__Brief__: Please repeat the records below exactly, from the first line through the line containing "Change from the", and nothing more.

__Raw data__:
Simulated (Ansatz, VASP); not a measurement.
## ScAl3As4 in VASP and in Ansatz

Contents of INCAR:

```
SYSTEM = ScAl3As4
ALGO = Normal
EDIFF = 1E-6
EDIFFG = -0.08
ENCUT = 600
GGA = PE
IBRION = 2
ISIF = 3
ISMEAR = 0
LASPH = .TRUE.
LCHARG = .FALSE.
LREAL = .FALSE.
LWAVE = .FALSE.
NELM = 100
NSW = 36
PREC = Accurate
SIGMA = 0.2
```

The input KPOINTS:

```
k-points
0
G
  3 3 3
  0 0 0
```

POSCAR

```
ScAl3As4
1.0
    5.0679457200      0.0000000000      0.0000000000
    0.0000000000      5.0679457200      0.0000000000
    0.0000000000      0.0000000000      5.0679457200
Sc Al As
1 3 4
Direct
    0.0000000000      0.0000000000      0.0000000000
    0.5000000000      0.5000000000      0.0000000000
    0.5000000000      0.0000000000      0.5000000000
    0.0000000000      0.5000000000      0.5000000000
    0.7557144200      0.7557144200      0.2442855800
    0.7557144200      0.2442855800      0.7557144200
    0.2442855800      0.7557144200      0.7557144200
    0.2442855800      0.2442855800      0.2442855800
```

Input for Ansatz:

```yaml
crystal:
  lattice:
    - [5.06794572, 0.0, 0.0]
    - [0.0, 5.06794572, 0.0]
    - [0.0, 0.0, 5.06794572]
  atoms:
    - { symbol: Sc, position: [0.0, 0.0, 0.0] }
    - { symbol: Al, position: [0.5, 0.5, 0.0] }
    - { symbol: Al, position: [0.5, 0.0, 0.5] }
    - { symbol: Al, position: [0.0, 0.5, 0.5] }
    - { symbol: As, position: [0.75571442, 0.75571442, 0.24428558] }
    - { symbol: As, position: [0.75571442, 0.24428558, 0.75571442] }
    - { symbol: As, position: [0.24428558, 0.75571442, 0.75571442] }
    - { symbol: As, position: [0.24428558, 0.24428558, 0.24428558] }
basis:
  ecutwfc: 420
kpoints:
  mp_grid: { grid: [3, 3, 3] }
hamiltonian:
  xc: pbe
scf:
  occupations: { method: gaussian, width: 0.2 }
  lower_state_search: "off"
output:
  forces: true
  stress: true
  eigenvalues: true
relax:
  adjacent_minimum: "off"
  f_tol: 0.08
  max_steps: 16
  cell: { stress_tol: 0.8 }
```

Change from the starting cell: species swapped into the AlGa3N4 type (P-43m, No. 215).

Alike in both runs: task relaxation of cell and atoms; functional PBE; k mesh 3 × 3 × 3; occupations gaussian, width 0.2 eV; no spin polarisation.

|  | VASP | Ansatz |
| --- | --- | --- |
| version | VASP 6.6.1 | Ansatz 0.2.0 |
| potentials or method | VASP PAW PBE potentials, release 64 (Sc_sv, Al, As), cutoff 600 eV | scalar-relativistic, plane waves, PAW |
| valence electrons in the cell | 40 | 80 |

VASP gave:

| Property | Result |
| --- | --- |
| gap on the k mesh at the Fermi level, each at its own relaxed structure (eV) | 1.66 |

__Task solution__:
Simulated (Ansatz, VASP); not a measurement.
## ScAl3As4 in VASP and in Ansatz

Contents of INCAR:

```
SYSTEM = ScAl3As4
ALGO = Normal
EDIFF = 1E-6
EDIFFG = -0.08
ENCUT = 600
GGA = PE
IBRION = 2
ISIF = 3
ISMEAR = 0
LASPH = .TRUE.
LCHARG = .FALSE.
LREAL = .FALSE.
LWAVE = .FALSE.
NELM = 100
NSW = 36
PREC = Accurate
SIGMA = 0.2
```

The input KPOINTS:

```
k-points
0
G
  3 3 3
  0 0 0
```

POSCAR

```
ScAl3As4
1.0
    5.0679457200      0.0000000000      0.0000000000
    0.0000000000      5.0679457200      0.0000000000
    0.0000000000      0.0000000000      5.0679457200
Sc Al As
1 3 4
Direct
    0.0000000000      0.0000000000      0.0000000000
    0.5000000000      0.5000000000      0.0000000000
    0.5000000000      0.0000000000      0.5000000000
    0.0000000000      0.5000000000      0.5000000000
    0.7557144200      0.7557144200      0.2442855800
    0.7557144200      0.2442855800      0.7557144200
    0.2442855800      0.7557144200      0.7557144200
    0.2442855800      0.2442855800      0.2442855800
```

Input for Ansatz:

```yaml
crystal:
  lattice:
    - [5.06794572, 0.0, 0.0]
    - [0.0, 5.06794572, 0.0]
    - [0.0, 0.0, 5.06794572]
  atoms:
    - { symbol: Sc, position: [0.0, 0.0, 0.0] }
    - { symbol: Al, position: [0.5, 0.5, 0.0] }
    - { symbol: Al, position: [0.5, 0.0, 0.5] }
    - { symbol: Al, position: [0.0, 0.5, 0.5] }
    - { symbol: As, position: [0.75571442, 0.75571442, 0.24428558] }
    - { symbol: As, position: [0.75571442, 0.24428558, 0.75571442] }
    - { symbol: As, position: [0.24428558, 0.75571442, 0.75571442] }
    - { symbol: As, position: [0.24428558, 0.24428558, 0.24428558] }
basis:
  ecutwfc: 420
kpoints:
  mp_grid: { grid: [3, 3, 3] }
hamiltonian:
  xc: pbe
scf:
  occupations: { method: gaussian, width: 0.2 }
  lower_state_search: "off"
output:
  forces: true
  stress: true
  eigenvalues: true
relax:
  adjacent_minimum: "off"
  f_tol: 0.08
  max_steps: 16
  cell: { stress_tol: 0.8 }
```

Change from the starting cell: species swapped into the AlGa3N4 type (P-43m, No. 215).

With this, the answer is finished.